Exercise: Restate word for word the lines in the listing below, starting at the line containing "Vapour-liquid equilibrium of" and ending at the line containing "No azeotrope shows between x = 0.05 and 0.95.", both included; leave out the rest.

■ ■ ■ ■ ■ ■ ■
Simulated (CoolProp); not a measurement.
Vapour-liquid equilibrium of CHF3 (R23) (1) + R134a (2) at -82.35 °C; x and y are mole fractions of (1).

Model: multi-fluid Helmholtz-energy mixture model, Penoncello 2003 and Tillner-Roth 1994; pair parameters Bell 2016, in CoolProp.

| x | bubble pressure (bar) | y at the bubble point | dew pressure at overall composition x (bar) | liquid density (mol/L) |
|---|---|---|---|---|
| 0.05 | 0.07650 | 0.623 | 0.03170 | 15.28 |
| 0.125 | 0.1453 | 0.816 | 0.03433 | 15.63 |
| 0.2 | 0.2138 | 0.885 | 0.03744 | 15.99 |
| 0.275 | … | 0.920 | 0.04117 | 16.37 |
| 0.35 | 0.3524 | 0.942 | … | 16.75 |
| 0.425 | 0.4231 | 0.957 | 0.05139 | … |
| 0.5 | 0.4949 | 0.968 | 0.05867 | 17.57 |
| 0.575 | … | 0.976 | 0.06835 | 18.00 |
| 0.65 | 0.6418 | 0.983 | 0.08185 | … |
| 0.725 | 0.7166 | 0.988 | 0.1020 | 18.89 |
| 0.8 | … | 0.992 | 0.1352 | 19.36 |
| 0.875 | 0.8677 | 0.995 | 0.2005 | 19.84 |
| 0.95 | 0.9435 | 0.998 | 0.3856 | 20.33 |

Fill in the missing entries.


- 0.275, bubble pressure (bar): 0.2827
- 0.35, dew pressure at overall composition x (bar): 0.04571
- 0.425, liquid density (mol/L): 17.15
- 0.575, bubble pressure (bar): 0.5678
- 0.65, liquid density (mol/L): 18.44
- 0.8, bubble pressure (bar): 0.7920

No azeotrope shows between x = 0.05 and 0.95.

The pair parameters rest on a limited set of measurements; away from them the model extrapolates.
■ ■ ■ ■ ■ ■ ■

Task answer:
Vapour-liquid equilibrium of CHF3 (R23) (1) + R134a (2) at -82.35 °C; x and y are mole fractions of (1).

Model: multi-fluid Helmholtz-energy mixture model, Penoncello 2003 and Tillner-Roth 1994; pair parameters Bell 2016, in CoolProp.

| x | bubble pressure (bar) | y at the bubble point | dew pressure at overall composition x (bar) | liquid density (mol/L) |
|---|---|---|---|---|
| 0.05 | 0.07650 | 0.623 | 0.03170 | 15.28 |
| 0.125 | 0.1453 | 0.816 | 0.03433 | 15.63 |
| 0.2 | 0.2138 | 0.885 | 0.03744 | 15.99 |
| 0.275 | … | 0.920 | 0.04117 | 16.37 |
| 0.35 | 0.3524 | 0.942 | … | 16.75 |
| 0.425 | 0.4231 | 0.957 | 0.05139 | … |
| 0.5 | 0.4949 | 0.968 | 0.05867 | 17.57 |
| 0.575 | … | 0.976 | 0.06835 | 18.00 |
| 0.65 | 0.6418 | 0.983 | 0.08185 | … |
| 0.725 | 0.7166 | 0.988 | 0.1020 | 18.89 |
| 0.8 | … | 0.992 | 0.1352 | 19.36 |
| 0.875 | 0.8677 | 0.995 | 0.2005 | 19.84 |
| 0.95 | 0.9435 | 0.998 | 0.3856 | 20.33 |

Fill in the missing entries.


- 0.275, bubble pressure (bar): 0.2827
- 0.35, dew pressure at overall composition x (bar): 0.04571
- 0.425, liquid density (mol/L): 17.15
- 0.575, bubble pressure (bar): 0.5678
- 0.65, liquid density (mol/L): 18.44
- 0.8, bubble pressure (bar): 0.7920

No azeotrope shows between x = 0.05 and 0.95.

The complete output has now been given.